*** Begin section ***

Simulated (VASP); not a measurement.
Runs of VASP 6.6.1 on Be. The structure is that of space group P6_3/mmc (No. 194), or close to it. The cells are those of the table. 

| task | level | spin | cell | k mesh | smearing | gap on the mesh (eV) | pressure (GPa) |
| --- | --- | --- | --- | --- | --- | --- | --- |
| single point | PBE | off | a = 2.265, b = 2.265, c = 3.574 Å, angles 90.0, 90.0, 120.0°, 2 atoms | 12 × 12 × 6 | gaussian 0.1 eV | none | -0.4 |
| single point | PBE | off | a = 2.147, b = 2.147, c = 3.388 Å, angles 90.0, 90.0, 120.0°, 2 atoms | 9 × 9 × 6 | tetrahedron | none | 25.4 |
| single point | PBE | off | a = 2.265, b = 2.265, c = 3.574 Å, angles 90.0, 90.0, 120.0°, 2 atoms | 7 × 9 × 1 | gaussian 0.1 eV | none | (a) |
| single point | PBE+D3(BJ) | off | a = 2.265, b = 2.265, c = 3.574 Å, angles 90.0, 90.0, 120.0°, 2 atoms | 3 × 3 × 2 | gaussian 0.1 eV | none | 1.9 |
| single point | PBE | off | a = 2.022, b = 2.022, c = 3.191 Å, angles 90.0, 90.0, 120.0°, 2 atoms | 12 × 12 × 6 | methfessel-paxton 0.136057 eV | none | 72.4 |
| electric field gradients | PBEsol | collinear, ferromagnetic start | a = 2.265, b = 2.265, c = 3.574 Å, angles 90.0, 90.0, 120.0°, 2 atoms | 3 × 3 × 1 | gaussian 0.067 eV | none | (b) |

*** End section ***

• Work request:
All of the records above should be given again exactly as written.

• Answer area:
Simulated (VASP); not a measurement.
Runs of VASP 6.6.1 on Be. The structure is that of space group P6_3/mmc (No. 194), or close to it. The cells are those of the table. 

| task | level | spin | cell | k mesh | smearing | gap on the mesh (eV) | pressure (GPa) |
| --- | --- | --- | --- | --- | --- | --- | --- |
| single point | PBE | off | a = 2.265, b = 2.265, c = 3.574 Å, angles 90.0, 90.0, 120.0°, 2 atoms | 12 × 12 × 6 | gaussian 0.1 eV | none | -0.4 |
| single point | PBE | off | a = 2.147, b = 2.147, c = 3.388 Å, angles 90.0, 90.0, 120.0°, 2 atoms | 9 × 9 × 6 | tetrahedron | none | 25.4 |
| single point | PBE | off | a = 2.265, b = 2.265, c = 3.574 Å, angles 90.0, 90.0, 120.0°, 2 atoms | 7 × 9 × 1 | gaussian 0.1 eV | none | (a) |
| single point | PBE+D3(BJ) | off | a = 2.265, b = 2.265, c = 3.574 Å, angles 90.0, 90.0, 120.0°, 2 atoms | 3 × 3 × 2 | gaussian 0.1 eV | none | 1.9 |
| single point | PBE | off | a = 2.022, b = 2.022, c = 3.191 Å, angles 90.0, 90.0, 120.0°, 2 atoms | 12 × 12 × 6 | methfessel-paxton 0.136057 eV | none | 72.4 |
| electric field gradients | PBEsol | collinear, ferromagnetic start | a = 2.265, b = 2.265, c = 3.574 Å, angles 90.0, 90.0, 120.0°, 2 atoms | 3 × 3 × 1 | gaussian 0.067 eV | none | (b) |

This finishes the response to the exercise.